<<<<

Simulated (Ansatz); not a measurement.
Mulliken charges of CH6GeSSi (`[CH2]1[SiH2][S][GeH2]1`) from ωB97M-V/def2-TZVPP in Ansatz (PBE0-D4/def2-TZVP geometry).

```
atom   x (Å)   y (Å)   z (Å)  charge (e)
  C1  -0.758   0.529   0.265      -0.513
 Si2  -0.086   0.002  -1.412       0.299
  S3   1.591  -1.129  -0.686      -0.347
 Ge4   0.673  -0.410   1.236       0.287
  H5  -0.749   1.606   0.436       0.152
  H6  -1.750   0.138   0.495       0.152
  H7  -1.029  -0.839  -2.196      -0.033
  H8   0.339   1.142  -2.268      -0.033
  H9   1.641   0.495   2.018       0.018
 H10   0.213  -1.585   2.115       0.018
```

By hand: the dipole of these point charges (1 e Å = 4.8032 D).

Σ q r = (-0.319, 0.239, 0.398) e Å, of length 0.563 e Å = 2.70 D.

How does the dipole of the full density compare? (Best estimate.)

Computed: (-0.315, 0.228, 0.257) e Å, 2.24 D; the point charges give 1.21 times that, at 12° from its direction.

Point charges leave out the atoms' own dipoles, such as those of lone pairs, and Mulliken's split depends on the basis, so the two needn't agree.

>>>>

Assignment:
Your task is to repeat each line of the material exactly.

Task solution:
Simulated (Ansatz); not a measurement.
Mulliken charges of CH6GeSSi (`[CH2]1[SiH2][S][GeH2]1`) from ωB97M-V/def2-TZVPP in Ansatz (PBE0-D4/def2-TZVP geometry).

```
atom   x (Å)   y (Å)   z (Å)  charge (e)
  C1  -0.758   0.529   0.265      -0.513
 Si2  -0.086   0.002  -1.412       0.299
  S3   1.591  -1.129  -0.686      -0.347
 Ge4   0.673  -0.410   1.236       0.287
  H5  -0.749   1.606   0.436       0.152
  H6  -1.750   0.138   0.495       0.152
  H7  -1.029  -0.839  -2.196      -0.033
  H8   0.339   1.142  -2.268      -0.033
  H9   1.641   0.495   2.018       0.018
 H10   0.213  -1.585   2.115       0.018
```

By hand: the dipole of these point charges (1 e Å = 4.8032 D).

Σ q r = (-0.319, 0.239, 0.398) e Å, of length 0.563 e Å = 2.70 D.

How does the dipole of the full density compare? (Best estimate.)

Computed: (-0.315, 0.228, 0.257) e Å, 2.24 D; the point charges give 1.21 times that, at 12° from its direction.

Point charges leave out the atoms' own dipoles, such as those of lone pairs, and Mulliken's split depends on the basis, so the two needn't agree.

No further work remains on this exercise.